○ ○ ○ ○

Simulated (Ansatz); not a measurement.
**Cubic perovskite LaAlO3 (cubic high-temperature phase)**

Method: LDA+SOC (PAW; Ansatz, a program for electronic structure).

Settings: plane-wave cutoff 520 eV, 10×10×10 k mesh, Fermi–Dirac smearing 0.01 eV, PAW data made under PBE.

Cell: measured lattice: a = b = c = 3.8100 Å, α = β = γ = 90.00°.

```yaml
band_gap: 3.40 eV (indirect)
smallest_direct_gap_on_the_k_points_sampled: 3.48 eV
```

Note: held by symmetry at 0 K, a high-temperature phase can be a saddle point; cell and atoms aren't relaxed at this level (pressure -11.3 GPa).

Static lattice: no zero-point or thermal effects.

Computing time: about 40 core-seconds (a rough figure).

○ ○ ○ ○

__ACTION ITEM__: Only an exact retyping of the full data will do.

__SOLUTION__:
Simulated (Ansatz); not a measurement.
**Cubic perovskite LaAlO3 (cubic high-temperature phase)**

Method: LDA+SOC (PAW; Ansatz, a program for electronic structure).

Settings: plane-wave cutoff 520 eV, 10×10×10 k mesh, Fermi–Dirac smearing 0.01 eV, PAW data made under PBE.

Cell: measured lattice: a = b = c = 3.8100 Å, α = β = γ = 90.00°.

```yaml
band_gap: 3.40 eV (indirect)
smallest_direct_gap_on_the_k_points_sampled: 3.48 eV
```

Note: held by symmetry at 0 K, a high-temperature phase can be a saddle point; cell and atoms aren't relaxed at this level (pressure -11.3 GPa).

Static lattice: no zero-point or thermal effects.

Computing time: about 40 core-seconds (a rough figure).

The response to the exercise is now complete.